....

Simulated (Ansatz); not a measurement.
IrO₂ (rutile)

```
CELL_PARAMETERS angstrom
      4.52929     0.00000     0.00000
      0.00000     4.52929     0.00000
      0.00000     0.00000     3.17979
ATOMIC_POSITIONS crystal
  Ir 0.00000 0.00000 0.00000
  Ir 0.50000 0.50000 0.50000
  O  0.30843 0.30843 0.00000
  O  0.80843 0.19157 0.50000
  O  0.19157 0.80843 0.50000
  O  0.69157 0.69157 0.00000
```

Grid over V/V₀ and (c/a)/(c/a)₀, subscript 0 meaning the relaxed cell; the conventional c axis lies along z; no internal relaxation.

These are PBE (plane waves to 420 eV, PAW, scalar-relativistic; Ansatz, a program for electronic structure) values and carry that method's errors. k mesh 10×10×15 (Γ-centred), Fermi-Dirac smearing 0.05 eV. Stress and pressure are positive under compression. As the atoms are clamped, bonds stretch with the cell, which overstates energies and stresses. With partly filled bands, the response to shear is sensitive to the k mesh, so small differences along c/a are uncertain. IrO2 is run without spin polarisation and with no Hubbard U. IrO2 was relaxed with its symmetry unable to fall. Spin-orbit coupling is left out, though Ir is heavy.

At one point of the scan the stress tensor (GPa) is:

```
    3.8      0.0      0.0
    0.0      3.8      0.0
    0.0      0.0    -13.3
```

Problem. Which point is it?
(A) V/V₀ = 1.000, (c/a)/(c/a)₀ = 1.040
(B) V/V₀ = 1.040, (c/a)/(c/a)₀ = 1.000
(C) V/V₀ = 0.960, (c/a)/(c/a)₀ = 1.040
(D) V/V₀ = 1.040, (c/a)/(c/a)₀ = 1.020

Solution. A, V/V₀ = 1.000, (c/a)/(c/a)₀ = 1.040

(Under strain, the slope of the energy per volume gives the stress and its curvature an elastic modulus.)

....

ACTIVITY: Set down only the lines above that fall between the line holding "Grid over V/V₀" and the line holding "Solution. A, V/V₀", inclusive, keeping each exact.

WRITTEN REPLY:
Grid over V/V₀ and (c/a)/(c/a)₀, subscript 0 meaning the relaxed cell; the conventional c axis lies along z; no internal relaxation.

These are PBE (plane waves to 420 eV, PAW, scalar-relativistic; Ansatz, a program for electronic structure) values and carry that method's errors. k mesh 10×10×15 (Γ-centred), Fermi-Dirac smearing 0.05 eV. Stress and pressure are positive under compression. As the atoms are clamped, bonds stretch with the cell, which overstates energies and stresses. With partly filled bands, the response to shear is sensitive to the k mesh, so small differences along c/a are uncertain. IrO2 is run without spin polarisation and with no Hubbard U. IrO2 was relaxed with its symmetry unable to fall. Spin-orbit coupling is left out, though Ir is heavy.

At one point of the scan the stress tensor (GPa) is:

```
    3.8      0.0      0.0
    0.0      3.8      0.0
    0.0      0.0    -13.3
```

Problem. Which point is it?
(A) V/V₀ = 1.000, (c/a)/(c/a)₀ = 1.040
(B) V/V₀ = 1.040, (c/a)/(c/a)₀ = 1.000
(C) V/V₀ = 0.960, (c/a)/(c/a)₀ = 1.040
(D) V/V₀ = 1.040, (c/a)/(c/a)₀ = 1.020

Solution. A, V/V₀ = 1.000, (c/a)/(c/a)₀ = 1.040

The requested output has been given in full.